Copy out the data below. Keep every word as it is.

= Beginning of Section =

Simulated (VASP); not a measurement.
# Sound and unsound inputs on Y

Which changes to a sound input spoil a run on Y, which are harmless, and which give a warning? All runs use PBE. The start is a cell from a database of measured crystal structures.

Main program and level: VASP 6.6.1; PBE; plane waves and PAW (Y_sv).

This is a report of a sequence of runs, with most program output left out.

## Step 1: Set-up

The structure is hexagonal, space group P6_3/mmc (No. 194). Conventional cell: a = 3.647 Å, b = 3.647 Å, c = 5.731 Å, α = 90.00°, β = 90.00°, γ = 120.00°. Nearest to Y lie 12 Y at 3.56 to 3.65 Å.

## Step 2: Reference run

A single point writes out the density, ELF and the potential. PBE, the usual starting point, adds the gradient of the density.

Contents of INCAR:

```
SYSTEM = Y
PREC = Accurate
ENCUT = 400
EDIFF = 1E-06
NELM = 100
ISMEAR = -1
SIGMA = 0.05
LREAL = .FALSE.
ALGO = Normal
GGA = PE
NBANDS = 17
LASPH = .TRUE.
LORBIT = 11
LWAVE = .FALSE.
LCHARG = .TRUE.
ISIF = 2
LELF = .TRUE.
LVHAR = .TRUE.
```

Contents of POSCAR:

= End of Section =

RESPONSE AREA =
Simulated (VASP); not a measurement.
# Sound and unsound inputs on Y

Which changes to a sound input spoil a run on Y, which are harmless, and which give a warning? All runs use PBE. The start is a cell from a database of measured crystal structures.

Main program and level: VASP 6.6.1; PBE; plane waves and PAW (Y_sv).

This is a report of a sequence of runs, with most program output left out.

## Step 1: Set-up

The structure is hexagonal, space group P6_3/mmc (No. 194). Conventional cell: a = 3.647 Å, b = 3.647 Å, c = 5.731 Å, α = 90.00°, β = 90.00°, γ = 120.00°. Nearest to Y lie 12 Y at 3.56 to 3.65 Å.

## Step 2: Reference run

A single point writes out the density, ELF and the potential. PBE, the usual starting point, adds the gradient of the density.

Contents of INCAR:

```
SYSTEM = Y
PREC = Accurate
ENCUT = 400
EDIFF = 1E-06
NELM = 100
ISMEAR = -1
SIGMA = 0.05
LREAL = .FALSE.
ALGO = Normal
GGA = PE
NBANDS = 17
LASPH = .TRUE.
LORBIT = 11
LWAVE = .FALSE.
LCHARG = .TRUE.
ISIF = 2
LELF = .TRUE.
LVHAR = .TRUE.
```

Contents of POSCAR:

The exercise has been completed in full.